*ACTIVITY*: Would you restate the entries below word for word, starting at the first line and ending with the one that has "Answer: No net moment."?

═════ DATA TO EXAMINE
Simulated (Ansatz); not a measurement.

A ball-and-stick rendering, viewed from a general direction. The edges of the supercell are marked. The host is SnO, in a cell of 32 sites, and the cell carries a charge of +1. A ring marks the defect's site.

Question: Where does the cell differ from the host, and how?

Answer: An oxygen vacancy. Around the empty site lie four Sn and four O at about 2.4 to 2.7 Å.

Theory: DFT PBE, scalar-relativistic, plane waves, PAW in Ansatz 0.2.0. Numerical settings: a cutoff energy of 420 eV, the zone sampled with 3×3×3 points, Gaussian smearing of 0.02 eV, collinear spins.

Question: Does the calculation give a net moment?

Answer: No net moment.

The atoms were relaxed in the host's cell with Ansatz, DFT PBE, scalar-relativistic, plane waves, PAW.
══════════

*ANSWER SPACE*:
Simulated (Ansatz); not a measurement.

A ball-and-stick rendering, viewed from a general direction. The edges of the supercell are marked. The host is SnO, in a cell of 32 sites, and the cell carries a charge of +1. A ring marks the defect's site.

Question: Where does the cell differ from the host, and how?

Answer: An oxygen vacancy. Around the empty site lie four Sn and four O at about 2.4 to 2.7 Å.

Theory: DFT PBE, scalar-relativistic, plane waves, PAW in Ansatz 0.2.0. Numerical settings: a cutoff energy of 420 eV, the zone sampled with 3×3×3 points, Gaussian smearing of 0.02 eV, collinear spins.

Question: Does the calculation give a net moment?

Answer: No net moment.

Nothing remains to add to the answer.